-------- EXTRACTED INFORMATION

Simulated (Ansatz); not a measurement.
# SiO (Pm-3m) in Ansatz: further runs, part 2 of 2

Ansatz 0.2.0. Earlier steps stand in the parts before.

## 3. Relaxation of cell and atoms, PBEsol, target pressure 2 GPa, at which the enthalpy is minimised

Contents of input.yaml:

----------------

**WORK ITEM:** Hand back the listing exactly. Include every line.

**EXPECTED ANSWER:**
Simulated (Ansatz); not a measurement.
# SiO (Pm-3m) in Ansatz: further runs, part 2 of 2

Ansatz 0.2.0. Earlier steps stand in the parts before.

## 3. Relaxation of cell and atoms, PBEsol, target pressure 2 GPa, at which the enthalpy is minimised

Contents of input.yaml:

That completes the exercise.